Work instruction: The lines to extract run from the first line of the entries through the line that contains "520 | (c) | 8.9 |"; reproduce exactly those lines and no others.

Data shown:
Content starts
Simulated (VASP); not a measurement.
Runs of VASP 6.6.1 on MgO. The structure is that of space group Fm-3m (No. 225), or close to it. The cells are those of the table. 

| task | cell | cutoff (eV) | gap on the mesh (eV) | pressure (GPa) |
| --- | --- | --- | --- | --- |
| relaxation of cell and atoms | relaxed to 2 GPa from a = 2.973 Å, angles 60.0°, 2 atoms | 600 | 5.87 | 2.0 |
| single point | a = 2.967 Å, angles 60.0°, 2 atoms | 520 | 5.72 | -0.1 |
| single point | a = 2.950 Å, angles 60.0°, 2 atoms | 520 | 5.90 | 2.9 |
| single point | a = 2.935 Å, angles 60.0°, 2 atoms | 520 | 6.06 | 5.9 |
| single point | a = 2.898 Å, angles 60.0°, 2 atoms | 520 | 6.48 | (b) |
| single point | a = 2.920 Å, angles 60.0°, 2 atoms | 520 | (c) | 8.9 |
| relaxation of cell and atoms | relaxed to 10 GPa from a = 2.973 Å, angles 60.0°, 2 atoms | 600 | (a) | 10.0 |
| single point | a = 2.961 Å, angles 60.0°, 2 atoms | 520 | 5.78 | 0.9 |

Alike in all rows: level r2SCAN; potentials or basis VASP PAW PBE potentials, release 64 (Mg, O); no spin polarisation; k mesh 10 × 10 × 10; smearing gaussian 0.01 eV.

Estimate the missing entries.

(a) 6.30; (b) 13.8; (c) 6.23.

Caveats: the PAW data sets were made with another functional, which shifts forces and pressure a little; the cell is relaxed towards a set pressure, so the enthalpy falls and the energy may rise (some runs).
Content ends

Your solution:
Simulated (VASP); not a measurement.
Runs of VASP 6.6.1 on MgO. The structure is that of space group Fm-3m (No. 225), or close to it. The cells are those of the table. 

| task | cell | cutoff (eV) | gap on the mesh (eV) | pressure (GPa) |
| --- | --- | --- | --- | --- |
| relaxation of cell and atoms | relaxed to 2 GPa from a = 2.973 Å, angles 60.0°, 2 atoms | 600 | 5.87 | 2.0 |
| single point | a = 2.967 Å, angles 60.0°, 2 atoms | 520 | 5.72 | -0.1 |
| single point | a = 2.950 Å, angles 60.0°, 2 atoms | 520 | 5.90 | 2.9 |
| single point | a = 2.935 Å, angles 60.0°, 2 atoms | 520 | 6.06 | 5.9 |
| single point | a = 2.898 Å, angles 60.0°, 2 atoms | 520 | 6.48 | (b) |
| single point | a = 2.920 Å, angles 60.0°, 2 atoms | 520 | (c) | 8.9 |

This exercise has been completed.